**Data extracts**
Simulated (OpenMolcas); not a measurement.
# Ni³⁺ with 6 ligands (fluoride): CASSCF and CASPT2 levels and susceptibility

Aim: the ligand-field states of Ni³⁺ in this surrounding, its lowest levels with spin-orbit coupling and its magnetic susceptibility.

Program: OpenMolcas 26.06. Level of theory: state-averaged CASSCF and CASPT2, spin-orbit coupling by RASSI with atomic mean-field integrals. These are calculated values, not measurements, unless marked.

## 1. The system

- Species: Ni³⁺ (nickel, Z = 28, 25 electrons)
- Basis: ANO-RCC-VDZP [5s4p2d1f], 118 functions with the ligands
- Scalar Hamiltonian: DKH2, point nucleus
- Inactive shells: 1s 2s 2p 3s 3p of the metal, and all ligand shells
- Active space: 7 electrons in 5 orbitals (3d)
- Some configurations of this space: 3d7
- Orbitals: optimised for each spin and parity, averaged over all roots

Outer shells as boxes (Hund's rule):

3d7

**Work task**
Each record above should be retyped in full, exactly as shown.

**Answer area**
Simulated (OpenMolcas); not a measurement.
# Ni³⁺ with 6 ligands (fluoride): CASSCF and CASPT2 levels and susceptibility

Aim: the ligand-field states of Ni³⁺ in this surrounding, its lowest levels with spin-orbit coupling and its magnetic susceptibility.

Program: OpenMolcas 26.06. Level of theory: state-averaged CASSCF and CASPT2, spin-orbit coupling by RASSI with atomic mean-field integrals. These are calculated values, not measurements, unless marked.

## 1. The system

- Species: Ni³⁺ (nickel, Z = 28, 25 electrons)
- Basis: ANO-RCC-VDZP [5s4p2d1f], 118 functions with the ligands
- Scalar Hamiltonian: DKH2, point nucleus
- Inactive shells: 1s 2s 2p 3s 3p of the metal, and all ligand shells
- Active space: 7 electrons in 5 orbitals (3d)
- Some configurations of this space: 3d7
- Orbitals: optimised for each spin and parity, averaged over all roots

Outer shells as boxes (Hund's rule):

3d7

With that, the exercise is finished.